■ **WORK TASK**
A complete and exact copy of the entries below is the expected result.

======
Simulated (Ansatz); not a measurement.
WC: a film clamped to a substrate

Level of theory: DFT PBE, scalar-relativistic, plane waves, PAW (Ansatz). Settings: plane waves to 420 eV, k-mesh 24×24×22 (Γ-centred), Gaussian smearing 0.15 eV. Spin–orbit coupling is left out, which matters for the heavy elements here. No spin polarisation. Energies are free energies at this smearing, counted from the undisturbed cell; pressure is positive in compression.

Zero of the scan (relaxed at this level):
======

■ **WRITTEN ANSWER**
Simulated (Ansatz); not a measurement.
WC: a film clamped to a substrate

Level of theory: DFT PBE, scalar-relativistic, plane waves, PAW (Ansatz). Settings: plane waves to 420 eV, k-mesh 24×24×22 (Γ-centred), Gaussian smearing 0.15 eV. Spin–orbit coupling is left out, which matters for the heavy elements here. No spin polarisation. Energies are free energies at this smearing, counted from the undisturbed cell; pressure is positive in compression.

Zero of the scan (relaxed at this level):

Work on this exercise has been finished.